Work instruction
From the first line of the material through the line containing "Fit these four", restate everything word for word and nothing more.

___ Data for analysis ___

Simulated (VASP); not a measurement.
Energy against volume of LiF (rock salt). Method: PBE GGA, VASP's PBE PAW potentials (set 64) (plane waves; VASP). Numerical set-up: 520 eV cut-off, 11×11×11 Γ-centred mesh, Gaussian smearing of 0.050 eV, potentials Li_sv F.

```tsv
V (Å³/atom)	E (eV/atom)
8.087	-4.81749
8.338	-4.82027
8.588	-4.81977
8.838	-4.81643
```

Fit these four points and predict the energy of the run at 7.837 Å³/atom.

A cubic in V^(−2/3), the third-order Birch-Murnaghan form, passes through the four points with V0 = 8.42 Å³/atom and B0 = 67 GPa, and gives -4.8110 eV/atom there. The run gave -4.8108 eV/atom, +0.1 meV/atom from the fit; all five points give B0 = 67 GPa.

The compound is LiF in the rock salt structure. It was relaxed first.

___

Task response
Simulated (VASP); not a measurement.
Energy against volume of LiF (rock salt). Method: PBE GGA, VASP's PBE PAW potentials (set 64) (plane waves; VASP). Numerical set-up: 520 eV cut-off, 11×11×11 Γ-centred mesh, Gaussian smearing of 0.050 eV, potentials Li_sv F.

```tsv
V (Å³/atom)	E (eV/atom)
8.087	-4.81749
8.338	-4.82027
8.588	-4.81977
8.838	-4.81643
```

Fit these four points and predict the energy of the run at 7.837 Å³/atom.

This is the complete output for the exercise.